**Data section:**
====

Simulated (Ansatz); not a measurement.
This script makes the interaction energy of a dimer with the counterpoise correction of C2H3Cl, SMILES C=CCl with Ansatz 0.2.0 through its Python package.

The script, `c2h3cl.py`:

====

**Work order:** Whatever is in the entries above, write it out exactly.

**Answer space:**
Simulated (Ansatz); not a measurement.
This script makes the interaction energy of a dimer with the counterpoise correction of C2H3Cl, SMILES C=CCl with Ansatz 0.2.0 through its Python package.

The script, `c2h3cl.py`:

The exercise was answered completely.